§ **Dataset content**
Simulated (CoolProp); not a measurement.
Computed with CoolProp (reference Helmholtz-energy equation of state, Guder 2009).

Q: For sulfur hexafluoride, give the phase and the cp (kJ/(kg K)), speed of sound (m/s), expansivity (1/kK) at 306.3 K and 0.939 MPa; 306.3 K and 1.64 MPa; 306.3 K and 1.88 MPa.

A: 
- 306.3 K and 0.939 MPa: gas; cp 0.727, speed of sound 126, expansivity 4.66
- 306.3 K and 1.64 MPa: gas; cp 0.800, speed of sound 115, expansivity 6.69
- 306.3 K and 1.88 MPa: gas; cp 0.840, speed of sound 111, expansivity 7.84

§ **Work instruction**
All records shown above are to be repeated exactly.

§ **Your solution**
Simulated (CoolProp); not a measurement.
Computed with CoolProp (reference Helmholtz-energy equation of state, Guder 2009).

Q: For sulfur hexafluoride, give the phase and the cp (kJ/(kg K)), speed of sound (m/s), expansivity (1/kK) at 306.3 K and 0.939 MPa; 306.3 K and 1.64 MPa; 306.3 K and 1.88 MPa.

A: 
- 306.3 K and 0.939 MPa: gas; cp 0.727, speed of sound 126, expansivity 4.66
- 306.3 K and 1.64 MPa: gas; cp 0.800, speed of sound 115, expansivity 6.69
- 306.3 K and 1.88 MPa: gas; cp 0.840, speed of sound 111, expansivity 7.84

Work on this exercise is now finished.